[Start of section]
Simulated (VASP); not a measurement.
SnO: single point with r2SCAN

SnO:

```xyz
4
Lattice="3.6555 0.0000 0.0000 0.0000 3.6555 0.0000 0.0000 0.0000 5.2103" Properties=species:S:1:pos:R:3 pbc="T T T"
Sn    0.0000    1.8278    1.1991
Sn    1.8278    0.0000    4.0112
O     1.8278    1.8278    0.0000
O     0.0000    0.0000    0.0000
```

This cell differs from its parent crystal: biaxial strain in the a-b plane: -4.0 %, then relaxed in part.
[End of section]

## Assignment:
When you reach the end of the data above, set it all down again unchanged.

## Result:
Simulated (VASP); not a measurement.
SnO: single point with r2SCAN

SnO:

```xyz
4
Lattice="3.6555 0.0000 0.0000 0.0000 3.6555 0.0000 0.0000 0.0000 5.2103" Properties=species:S:1:pos:R:3 pbc="T T T"
Sn    0.0000    1.8278    1.1991
Sn    1.8278    0.0000    4.0112
O     1.8278    1.8278    0.0000
O     0.0000    0.0000    0.0000
```

This cell differs from its parent crystal: biaxial strain in the a-b plane: -4.0 %, then relaxed in part.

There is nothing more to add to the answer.